» **Material shown**:
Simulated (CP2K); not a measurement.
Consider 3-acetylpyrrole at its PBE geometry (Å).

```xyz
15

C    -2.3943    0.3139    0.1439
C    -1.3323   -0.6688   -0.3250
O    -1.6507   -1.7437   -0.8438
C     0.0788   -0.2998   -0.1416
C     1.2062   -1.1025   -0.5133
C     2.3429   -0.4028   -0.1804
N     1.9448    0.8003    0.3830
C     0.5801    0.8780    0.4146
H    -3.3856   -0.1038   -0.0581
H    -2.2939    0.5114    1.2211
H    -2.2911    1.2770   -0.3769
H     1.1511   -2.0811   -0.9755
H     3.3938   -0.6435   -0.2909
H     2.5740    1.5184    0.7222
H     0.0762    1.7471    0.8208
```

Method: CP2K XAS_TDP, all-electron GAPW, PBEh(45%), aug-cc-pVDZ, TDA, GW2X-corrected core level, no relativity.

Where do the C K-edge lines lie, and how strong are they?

» **Work order**: Repeat exactly the lines of the data from the first one through the line with "Method: CP2K XAS_TDP, all-electron", both of them included.

» **Task output**:
Simulated (CP2K); not a measurement.
Consider 3-acetylpyrrole at its PBE geometry (Å).

```xyz
15

C    -2.3943    0.3139    0.1439
C    -1.3323   -0.6688   -0.3250
O    -1.6507   -1.7437   -0.8438
C     0.0788   -0.2998   -0.1416
C     1.2062   -1.1025   -0.5133
C     2.3429   -0.4028   -0.1804
N     1.9448    0.8003    0.3830
C     0.5801    0.8780    0.4146
H    -3.3856   -0.1038   -0.0581
H    -2.2939    0.5114    1.2211
H    -2.2911    1.2770   -0.3769
H     1.1511   -2.0811   -0.9755
H     3.3938   -0.6435   -0.2909
H     2.5740    1.5184    0.7222
H     0.0762    1.7471    0.8208
```

Method: CP2K XAS_TDP, all-electron GAPW, PBEh(45%), aug-cc-pVDZ, TDA, GW2X-corrected core level, no relativity.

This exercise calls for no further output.